**** Dataset extract ****
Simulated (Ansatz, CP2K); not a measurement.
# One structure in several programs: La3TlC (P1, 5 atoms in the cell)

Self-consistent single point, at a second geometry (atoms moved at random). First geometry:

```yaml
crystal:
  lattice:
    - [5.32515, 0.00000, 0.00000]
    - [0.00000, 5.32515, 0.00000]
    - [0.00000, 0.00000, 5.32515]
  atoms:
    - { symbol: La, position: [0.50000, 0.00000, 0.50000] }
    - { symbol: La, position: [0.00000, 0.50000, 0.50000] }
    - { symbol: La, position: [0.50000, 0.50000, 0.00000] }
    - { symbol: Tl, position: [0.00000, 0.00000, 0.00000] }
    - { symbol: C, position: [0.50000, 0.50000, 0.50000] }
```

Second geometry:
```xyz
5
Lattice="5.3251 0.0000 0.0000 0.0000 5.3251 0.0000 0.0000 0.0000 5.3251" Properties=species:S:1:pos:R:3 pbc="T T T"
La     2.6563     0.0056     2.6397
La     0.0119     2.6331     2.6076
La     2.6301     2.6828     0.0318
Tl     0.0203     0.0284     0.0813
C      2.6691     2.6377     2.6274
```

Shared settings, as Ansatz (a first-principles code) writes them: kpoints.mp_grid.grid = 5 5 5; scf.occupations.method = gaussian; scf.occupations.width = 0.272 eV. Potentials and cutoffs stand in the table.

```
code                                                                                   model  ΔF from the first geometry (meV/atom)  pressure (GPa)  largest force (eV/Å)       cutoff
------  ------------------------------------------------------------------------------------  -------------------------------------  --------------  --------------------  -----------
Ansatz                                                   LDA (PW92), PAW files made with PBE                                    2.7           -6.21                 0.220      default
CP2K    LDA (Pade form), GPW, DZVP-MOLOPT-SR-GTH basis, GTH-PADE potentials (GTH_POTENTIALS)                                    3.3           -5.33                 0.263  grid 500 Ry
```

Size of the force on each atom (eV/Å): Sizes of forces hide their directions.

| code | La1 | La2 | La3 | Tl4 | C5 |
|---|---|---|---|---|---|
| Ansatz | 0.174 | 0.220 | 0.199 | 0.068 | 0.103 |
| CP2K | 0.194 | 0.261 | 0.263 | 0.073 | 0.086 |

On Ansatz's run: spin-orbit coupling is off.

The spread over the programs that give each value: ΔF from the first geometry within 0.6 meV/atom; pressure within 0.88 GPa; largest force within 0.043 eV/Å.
****

Work item:
The answer must hold exactly the lines of the entries above, from the first line through the line that contains "La3 | Tl4 | C5 |", and no others.

Result:
Simulated (Ansatz, CP2K); not a measurement.
# One structure in several programs: La3TlC (P1, 5 atoms in the cell)

Self-consistent single point, at a second geometry (atoms moved at random). First geometry:

```yaml
crystal:
  lattice:
    - [5.32515, 0.00000, 0.00000]
    - [0.00000, 5.32515, 0.00000]
    - [0.00000, 0.00000, 5.32515]
  atoms:
    - { symbol: La, position: [0.50000, 0.00000, 0.50000] }
    - { symbol: La, position: [0.00000, 0.50000, 0.50000] }
    - { symbol: La, position: [0.50000, 0.50000, 0.00000] }
    - { symbol: Tl, position: [0.00000, 0.00000, 0.00000] }
    - { symbol: C, position: [0.50000, 0.50000, 0.50000] }
```

Second geometry:
```xyz
5
Lattice="5.3251 0.0000 0.0000 0.0000 5.3251 0.0000 0.0000 0.0000 5.3251" Properties=species:S:1:pos:R:3 pbc="T T T"
La     2.6563     0.0056     2.6397
La     0.0119     2.6331     2.6076
La     2.6301     2.6828     0.0318
Tl     0.0203     0.0284     0.0813
C      2.6691     2.6377     2.6274
```

Shared settings, as Ansatz (a first-principles code) writes them: kpoints.mp_grid.grid = 5 5 5; scf.occupations.method = gaussian; scf.occupations.width = 0.272 eV. Potentials and cutoffs stand in the table.

```
code                                                                                   model  ΔF from the first geometry (meV/atom)  pressure (GPa)  largest force (eV/Å)       cutoff
------  ------------------------------------------------------------------------------------  -------------------------------------  --------------  --------------------  -----------
Ansatz                                                   LDA (PW92), PAW files made with PBE                                    2.7           -6.21                 0.220      default
CP2K    LDA (Pade form), GPW, DZVP-MOLOPT-SR-GTH basis, GTH-PADE potentials (GTH_POTENTIALS)                                    3.3           -5.33                 0.263  grid 500 Ry
```

Size of the force on each atom (eV/Å): Sizes of forces hide their directions.

| code | La1 | La2 | La3 | Tl4 | C5 |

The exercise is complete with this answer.